*Assigned task:*
Once the line containing "Energies of different" is found in the entries below, restate it and each following line word for word, stopping after the line containing "Left out are".

Material shown START
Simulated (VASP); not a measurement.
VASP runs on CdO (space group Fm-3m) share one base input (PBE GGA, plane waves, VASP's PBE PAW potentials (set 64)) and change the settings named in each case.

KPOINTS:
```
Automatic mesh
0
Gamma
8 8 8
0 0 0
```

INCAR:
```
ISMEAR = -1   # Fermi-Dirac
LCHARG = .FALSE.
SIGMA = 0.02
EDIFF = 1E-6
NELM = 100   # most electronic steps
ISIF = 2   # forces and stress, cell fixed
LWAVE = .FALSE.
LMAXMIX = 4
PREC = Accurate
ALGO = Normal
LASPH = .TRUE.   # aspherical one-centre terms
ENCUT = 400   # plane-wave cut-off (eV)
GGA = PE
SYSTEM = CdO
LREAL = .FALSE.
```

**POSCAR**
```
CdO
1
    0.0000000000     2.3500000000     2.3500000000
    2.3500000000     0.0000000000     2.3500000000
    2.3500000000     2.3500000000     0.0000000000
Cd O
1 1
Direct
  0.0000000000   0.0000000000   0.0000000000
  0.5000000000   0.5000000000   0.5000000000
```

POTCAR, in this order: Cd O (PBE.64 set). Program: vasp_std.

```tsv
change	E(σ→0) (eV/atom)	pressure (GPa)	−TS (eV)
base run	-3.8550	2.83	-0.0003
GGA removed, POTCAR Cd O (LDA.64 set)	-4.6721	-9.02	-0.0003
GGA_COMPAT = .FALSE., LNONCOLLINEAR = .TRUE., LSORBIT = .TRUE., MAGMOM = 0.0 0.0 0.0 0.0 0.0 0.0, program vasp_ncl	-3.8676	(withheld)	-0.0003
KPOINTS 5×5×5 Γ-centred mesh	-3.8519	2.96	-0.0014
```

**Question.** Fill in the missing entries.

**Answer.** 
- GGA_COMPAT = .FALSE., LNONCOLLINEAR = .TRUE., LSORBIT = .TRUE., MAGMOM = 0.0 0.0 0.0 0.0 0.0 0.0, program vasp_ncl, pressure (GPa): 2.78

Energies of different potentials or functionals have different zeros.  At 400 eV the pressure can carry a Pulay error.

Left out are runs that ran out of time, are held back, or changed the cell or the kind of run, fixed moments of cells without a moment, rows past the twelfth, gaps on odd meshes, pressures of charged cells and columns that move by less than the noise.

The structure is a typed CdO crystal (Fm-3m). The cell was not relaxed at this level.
Material shown END

*Exercise answer:*
Energies of different potentials or functionals have different zeros.  At 400 eV the pressure can carry a Pulay error.

Left out are runs that ran out of time, are held back, or changed the cell or the kind of run, fixed moments of cells without a moment, rows past the twelfth, gaps on odd meshes, pressures of charged cells and columns that move by less than the noise.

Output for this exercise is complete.